● Requirement
Only one stretch of the data below is needed. Output the lines from the one with "The relaxed cell" up to and including the one with "These are r2SCAN", exactly as they stand.

◆ ◆ ◆ ◆ ◆ ◆ ◆

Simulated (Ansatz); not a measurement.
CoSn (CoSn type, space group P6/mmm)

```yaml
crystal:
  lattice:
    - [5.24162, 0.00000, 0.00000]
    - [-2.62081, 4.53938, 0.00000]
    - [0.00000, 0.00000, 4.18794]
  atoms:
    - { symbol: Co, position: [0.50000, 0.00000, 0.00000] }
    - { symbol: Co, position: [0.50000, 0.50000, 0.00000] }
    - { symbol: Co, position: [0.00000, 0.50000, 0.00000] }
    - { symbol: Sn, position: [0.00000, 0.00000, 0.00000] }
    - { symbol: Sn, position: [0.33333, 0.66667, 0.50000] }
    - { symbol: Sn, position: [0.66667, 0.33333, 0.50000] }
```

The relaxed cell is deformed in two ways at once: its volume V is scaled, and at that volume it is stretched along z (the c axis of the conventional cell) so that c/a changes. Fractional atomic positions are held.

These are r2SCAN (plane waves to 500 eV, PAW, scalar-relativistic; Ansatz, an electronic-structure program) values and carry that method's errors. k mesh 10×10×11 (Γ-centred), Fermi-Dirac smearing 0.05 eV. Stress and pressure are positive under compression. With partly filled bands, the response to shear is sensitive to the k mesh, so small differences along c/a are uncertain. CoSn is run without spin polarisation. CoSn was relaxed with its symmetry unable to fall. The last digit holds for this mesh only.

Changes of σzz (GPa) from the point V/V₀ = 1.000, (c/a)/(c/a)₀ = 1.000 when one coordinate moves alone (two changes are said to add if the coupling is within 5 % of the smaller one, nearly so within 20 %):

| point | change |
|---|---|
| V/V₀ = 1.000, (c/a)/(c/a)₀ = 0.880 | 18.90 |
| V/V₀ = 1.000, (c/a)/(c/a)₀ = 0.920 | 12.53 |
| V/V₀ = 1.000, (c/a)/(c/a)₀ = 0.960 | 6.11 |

◆ ◆ ◆ ◆ ◆ ◆ ◆

● Exercise result
The relaxed cell is deformed in two ways at once: its volume V is scaled, and at that volume it is stretched along z (the c axis of the conventional cell) so that c/a changes. Fractional atomic positions are held.

These are r2SCAN (plane waves to 500 eV, PAW, scalar-relativistic; Ansatz, an electronic-structure program) values and carry that method's errors. k mesh 10×10×11 (Γ-centred), Fermi-Dirac smearing 0.05 eV. Stress and pressure are positive under compression. With partly filled bands, the response to shear is sensitive to the k mesh, so small differences along c/a are uncertain. CoSn is run without spin polarisation. CoSn was relaxed with its symmetry unable to fall. The last digit holds for this mesh only.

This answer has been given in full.